#### [Record extracts]
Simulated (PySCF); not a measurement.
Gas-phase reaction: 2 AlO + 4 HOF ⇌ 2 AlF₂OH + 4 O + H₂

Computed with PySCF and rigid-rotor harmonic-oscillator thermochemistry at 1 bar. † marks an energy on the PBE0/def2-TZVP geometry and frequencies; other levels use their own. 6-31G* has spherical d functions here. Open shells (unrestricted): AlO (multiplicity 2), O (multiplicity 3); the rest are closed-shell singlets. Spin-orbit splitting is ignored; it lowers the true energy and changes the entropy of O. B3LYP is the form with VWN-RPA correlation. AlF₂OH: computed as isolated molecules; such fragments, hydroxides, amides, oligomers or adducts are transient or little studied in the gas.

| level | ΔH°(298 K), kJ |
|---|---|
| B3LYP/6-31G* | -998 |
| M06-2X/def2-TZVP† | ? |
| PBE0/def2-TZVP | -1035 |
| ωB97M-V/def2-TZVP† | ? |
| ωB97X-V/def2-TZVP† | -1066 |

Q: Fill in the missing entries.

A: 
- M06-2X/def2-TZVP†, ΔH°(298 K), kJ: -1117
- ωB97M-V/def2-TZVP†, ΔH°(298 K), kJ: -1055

#### [Brief]
Keep to the lines above, from the first one through the line where "Gas-phase reaction: 2" appears, and copy them exactly.

#### [Response box]
Simulated (PySCF); not a measurement.
Gas-phase reaction: 2 AlO + 4 HOF ⇌ 2 AlF₂OH + 4 O + H₂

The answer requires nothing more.